## [MATERIAL SHOWN]

■ ■ ■

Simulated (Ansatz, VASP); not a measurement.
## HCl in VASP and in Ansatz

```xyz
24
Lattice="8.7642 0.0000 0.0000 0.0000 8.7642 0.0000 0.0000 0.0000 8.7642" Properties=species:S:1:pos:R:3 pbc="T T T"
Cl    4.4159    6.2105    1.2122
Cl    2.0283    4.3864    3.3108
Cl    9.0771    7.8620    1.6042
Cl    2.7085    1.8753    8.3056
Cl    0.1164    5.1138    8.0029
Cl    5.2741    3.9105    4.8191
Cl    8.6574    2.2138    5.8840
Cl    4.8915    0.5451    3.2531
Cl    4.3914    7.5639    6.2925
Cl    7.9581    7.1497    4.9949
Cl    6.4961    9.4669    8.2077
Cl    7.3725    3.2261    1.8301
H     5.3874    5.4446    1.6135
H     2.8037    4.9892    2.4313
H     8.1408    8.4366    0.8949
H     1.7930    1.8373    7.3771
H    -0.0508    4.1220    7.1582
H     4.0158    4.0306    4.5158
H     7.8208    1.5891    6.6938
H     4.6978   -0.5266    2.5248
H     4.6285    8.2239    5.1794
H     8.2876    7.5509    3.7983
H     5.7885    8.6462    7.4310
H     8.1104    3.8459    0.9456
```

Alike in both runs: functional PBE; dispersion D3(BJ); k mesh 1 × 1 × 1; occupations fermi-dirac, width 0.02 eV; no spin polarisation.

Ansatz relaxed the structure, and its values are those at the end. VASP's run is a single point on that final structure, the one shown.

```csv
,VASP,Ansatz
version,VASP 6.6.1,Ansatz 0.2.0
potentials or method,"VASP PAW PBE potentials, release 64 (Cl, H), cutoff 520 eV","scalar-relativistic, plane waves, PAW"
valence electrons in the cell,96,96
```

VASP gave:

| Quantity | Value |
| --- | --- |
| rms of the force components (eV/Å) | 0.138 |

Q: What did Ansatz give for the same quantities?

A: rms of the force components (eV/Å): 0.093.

■ ■ ■

## [WORK ITEM]
Repeat the records above line by line, from the first line through the line that contains "Q: What did".

## [TASK RESPONSE]
Simulated (Ansatz, VASP); not a measurement.
## HCl in VASP and in Ansatz

```xyz
24
Lattice="8.7642 0.0000 0.0000 0.0000 8.7642 0.0000 0.0000 0.0000 8.7642" Properties=species:S:1:pos:R:3 pbc="T T T"
Cl    4.4159    6.2105    1.2122
Cl    2.0283    4.3864    3.3108
Cl    9.0771    7.8620    1.6042
Cl    2.7085    1.8753    8.3056
Cl    0.1164    5.1138    8.0029
Cl    5.2741    3.9105    4.8191
Cl    8.6574    2.2138    5.8840
Cl    4.8915    0.5451    3.2531
Cl    4.3914    7.5639    6.2925
Cl    7.9581    7.1497    4.9949
Cl    6.4961    9.4669    8.2077
Cl    7.3725    3.2261    1.8301
H     5.3874    5.4446    1.6135
H     2.8037    4.9892    2.4313
H     8.1408    8.4366    0.8949
H     1.7930    1.8373    7.3771
H    -0.0508    4.1220    7.1582
H     4.0158    4.0306    4.5158
H     7.8208    1.5891    6.6938
H     4.6978   -0.5266    2.5248
H     4.6285    8.2239    5.1794
H     8.2876    7.5509    3.7983
H     5.7885    8.6462    7.4310
H     8.1104    3.8459    0.9456
```

Alike in both runs: functional PBE; dispersion D3(BJ); k mesh 1 × 1 × 1; occupations fermi-dirac, width 0.02 eV; no spin polarisation.

Ansatz relaxed the structure, and its values are those at the end. VASP's run is a single point on that final structure, the one shown.

```csv
,VASP,Ansatz
version,VASP 6.6.1,Ansatz 0.2.0
potentials or method,"VASP PAW PBE potentials, release 64 (Cl, H), cutoff 520 eV","scalar-relativistic, plane waves, PAW"
valence electrons in the cell,96,96
```

VASP gave:

| Quantity | Value |
| --- | --- |
| rms of the force components (eV/Å) | 0.138 |

Q: What did Ansatz give for the same quantities?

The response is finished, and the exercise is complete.